#### Extracted material

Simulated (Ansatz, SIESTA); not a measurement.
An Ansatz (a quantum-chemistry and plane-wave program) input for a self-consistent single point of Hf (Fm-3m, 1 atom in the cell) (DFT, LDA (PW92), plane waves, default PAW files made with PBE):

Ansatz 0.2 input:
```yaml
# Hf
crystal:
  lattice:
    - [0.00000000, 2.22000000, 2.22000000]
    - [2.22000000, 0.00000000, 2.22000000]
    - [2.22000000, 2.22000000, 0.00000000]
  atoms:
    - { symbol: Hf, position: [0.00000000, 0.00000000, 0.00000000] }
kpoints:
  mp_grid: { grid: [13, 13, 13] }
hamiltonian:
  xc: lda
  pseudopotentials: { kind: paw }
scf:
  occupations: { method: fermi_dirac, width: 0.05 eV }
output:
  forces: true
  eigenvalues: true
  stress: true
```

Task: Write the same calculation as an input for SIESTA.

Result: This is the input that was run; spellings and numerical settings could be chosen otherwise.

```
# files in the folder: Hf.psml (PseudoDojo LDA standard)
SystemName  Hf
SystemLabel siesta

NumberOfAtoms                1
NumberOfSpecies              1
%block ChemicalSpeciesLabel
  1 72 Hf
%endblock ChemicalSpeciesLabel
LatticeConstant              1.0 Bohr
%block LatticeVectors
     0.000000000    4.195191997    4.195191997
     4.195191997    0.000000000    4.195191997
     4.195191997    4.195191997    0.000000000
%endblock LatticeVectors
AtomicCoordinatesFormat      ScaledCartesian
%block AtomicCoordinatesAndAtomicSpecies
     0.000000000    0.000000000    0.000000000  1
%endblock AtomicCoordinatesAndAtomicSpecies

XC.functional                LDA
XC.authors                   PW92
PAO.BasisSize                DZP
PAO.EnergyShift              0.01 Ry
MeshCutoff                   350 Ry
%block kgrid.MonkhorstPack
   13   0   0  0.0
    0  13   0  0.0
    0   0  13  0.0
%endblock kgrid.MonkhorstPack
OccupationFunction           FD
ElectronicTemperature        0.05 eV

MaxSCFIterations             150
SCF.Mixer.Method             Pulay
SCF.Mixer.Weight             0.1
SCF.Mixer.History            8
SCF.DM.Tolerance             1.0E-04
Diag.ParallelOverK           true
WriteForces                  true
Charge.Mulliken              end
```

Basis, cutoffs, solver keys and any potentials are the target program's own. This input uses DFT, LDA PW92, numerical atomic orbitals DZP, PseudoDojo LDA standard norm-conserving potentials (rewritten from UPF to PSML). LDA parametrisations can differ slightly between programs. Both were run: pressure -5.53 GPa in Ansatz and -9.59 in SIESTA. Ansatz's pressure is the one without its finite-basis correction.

########

**Activity**
Beginning at the first line above, repeat exactly until the line containing "An Ansatz (a", which is included.

**Your response**
Simulated (Ansatz, SIESTA); not a measurement.
An Ansatz (a quantum-chemistry and plane-wave program) input for a self-consistent single point of Hf (Fm-3m, 1 atom in the cell) (DFT, LDA (PW92), plane waves, default PAW files made with PBE):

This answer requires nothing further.